——————————

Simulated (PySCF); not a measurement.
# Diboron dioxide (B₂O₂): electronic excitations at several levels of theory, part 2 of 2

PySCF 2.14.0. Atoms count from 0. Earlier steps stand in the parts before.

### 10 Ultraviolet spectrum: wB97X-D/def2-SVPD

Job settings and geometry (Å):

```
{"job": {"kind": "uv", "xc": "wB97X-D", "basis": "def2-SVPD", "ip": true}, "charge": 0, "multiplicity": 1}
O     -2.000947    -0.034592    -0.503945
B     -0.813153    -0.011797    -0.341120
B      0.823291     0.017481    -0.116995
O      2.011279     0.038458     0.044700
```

——————————

The records above are to be given again in full, word for word.

**Worked solution:**
Simulated (PySCF); not a measurement.
# Diboron dioxide (B₂O₂): electronic excitations at several levels of theory, part 2 of 2

PySCF 2.14.0. Atoms count from 0. Earlier steps stand in the parts before.

### 10 Ultraviolet spectrum: wB97X-D/def2-SVPD

Job settings and geometry (Å):

```
{"job": {"kind": "uv", "xc": "wB97X-D", "basis": "def2-SVPD", "ip": true}, "charge": 0, "multiplicity": 1}
O     -2.000947    -0.034592    -0.503945
B     -0.813153    -0.011797    -0.341120
B      0.823291     0.017481    -0.116995
O      2.011279     0.038458     0.044700
```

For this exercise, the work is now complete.